_EXTRACTED MATERIAL_.
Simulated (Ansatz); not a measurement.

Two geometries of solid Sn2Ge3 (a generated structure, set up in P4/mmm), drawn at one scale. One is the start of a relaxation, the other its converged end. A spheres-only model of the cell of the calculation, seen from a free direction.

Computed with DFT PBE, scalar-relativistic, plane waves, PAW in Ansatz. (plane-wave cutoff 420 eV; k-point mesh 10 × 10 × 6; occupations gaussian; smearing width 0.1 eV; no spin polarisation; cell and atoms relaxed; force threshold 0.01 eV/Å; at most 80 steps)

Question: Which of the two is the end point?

_ASSIGNED TASK_. With no line skipped, output the listing in full.

_EXERCISE ANSWER_.
Simulated (Ansatz); not a measurement.

Two geometries of solid Sn2Ge3 (a generated structure, set up in P4/mmm), drawn at one scale. One is the start of a relaxation, the other its converged end. A spheres-only model of the cell of the calculation, seen from a free direction.

Computed with DFT PBE, scalar-relativistic, plane waves, PAW in Ansatz. (plane-wave cutoff 420 eV; k-point mesh 10 × 10 × 6; occupations gaussian; smearing width 0.1 eV; no spin polarisation; cell and atoms relaxed; force threshold 0.01 eV/Å; at most 80 steps)

Question: Which of the two is the end point?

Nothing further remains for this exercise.